WORK REQUEST: The data must be returned in full, with no character altered.

LISTED ENTRIES:
= Beginning of Section =

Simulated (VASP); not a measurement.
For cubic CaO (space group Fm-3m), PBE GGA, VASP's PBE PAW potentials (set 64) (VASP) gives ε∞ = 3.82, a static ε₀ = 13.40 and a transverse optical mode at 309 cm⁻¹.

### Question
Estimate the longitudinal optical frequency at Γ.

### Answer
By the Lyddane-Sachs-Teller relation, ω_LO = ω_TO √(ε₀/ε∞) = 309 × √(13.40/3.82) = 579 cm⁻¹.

= End of Section =

WRITTEN REPLY:
Simulated (VASP); not a measurement.
For cubic CaO (space group Fm-3m), PBE GGA, VASP's PBE PAW potentials (set 64) (VASP) gives ε∞ = 3.82, a static ε₀ = 13.40 and a transverse optical mode at 309 cm⁻¹.

### Question
Estimate the longitudinal optical frequency at Γ.

### Answer
By the Lyddane-Sachs-Teller relation, ω_LO = ω_TO √(ε₀/ε∞) = 309 × √(13.40/3.82) = 579 cm⁻¹.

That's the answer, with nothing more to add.